(DATA SECTION):
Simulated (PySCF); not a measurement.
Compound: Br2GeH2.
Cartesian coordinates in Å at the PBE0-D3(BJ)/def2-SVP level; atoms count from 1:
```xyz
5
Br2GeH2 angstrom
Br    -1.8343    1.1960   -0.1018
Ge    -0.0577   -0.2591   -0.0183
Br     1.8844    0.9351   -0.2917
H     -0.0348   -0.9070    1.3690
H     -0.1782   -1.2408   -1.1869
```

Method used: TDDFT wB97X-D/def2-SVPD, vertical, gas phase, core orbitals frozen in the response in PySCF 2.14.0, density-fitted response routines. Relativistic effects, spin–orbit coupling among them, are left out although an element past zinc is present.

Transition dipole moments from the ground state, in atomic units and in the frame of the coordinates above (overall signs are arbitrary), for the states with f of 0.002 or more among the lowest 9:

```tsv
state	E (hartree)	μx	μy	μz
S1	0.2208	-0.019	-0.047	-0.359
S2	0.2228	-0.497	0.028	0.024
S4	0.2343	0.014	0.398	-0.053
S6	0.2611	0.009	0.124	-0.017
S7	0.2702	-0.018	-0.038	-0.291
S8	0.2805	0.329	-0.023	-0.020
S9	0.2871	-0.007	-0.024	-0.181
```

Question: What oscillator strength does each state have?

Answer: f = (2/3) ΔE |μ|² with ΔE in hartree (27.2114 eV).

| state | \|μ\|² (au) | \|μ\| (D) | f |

(WORK TASK): Return each entry from above without altering a single character.

(ANSWER AREA):
Simulated (PySCF); not a measurement.
Compound: Br2GeH2.
Cartesian coordinates in Å at the PBE0-D3(BJ)/def2-SVP level; atoms count from 1:
```xyz
5
Br2GeH2 angstrom
Br    -1.8343    1.1960   -0.1018
Ge    -0.0577   -0.2591   -0.0183
Br     1.8844    0.9351   -0.2917
H     -0.0348   -0.9070    1.3690
H     -0.1782   -1.2408   -1.1869
```

Method used: TDDFT wB97X-D/def2-SVPD, vertical, gas phase, core orbitals frozen in the response in PySCF 2.14.0, density-fitted response routines. Relativistic effects, spin–orbit coupling among them, are left out although an element past zinc is present.

Transition dipole moments from the ground state, in atomic units and in the frame of the coordinates above (overall signs are arbitrary), for the states with f of 0.002 or more among the lowest 9:

```tsv
state	E (hartree)	μx	μy	μz
S1	0.2208	-0.019	-0.047	-0.359
S2	0.2228	-0.497	0.028	0.024
S4	0.2343	0.014	0.398	-0.053
S6	0.2611	0.009	0.124	-0.017
S7	0.2702	-0.018	-0.038	-0.291
S8	0.2805	0.329	-0.023	-0.020
S9	0.2871	-0.007	-0.024	-0.181
```

Question: What oscillator strength does each state have?

Answer: f = (2/3) ΔE |μ|² with ΔE in hartree (27.2114 eV).

| state | \|μ\|² (au) | \|μ\| (D) | f |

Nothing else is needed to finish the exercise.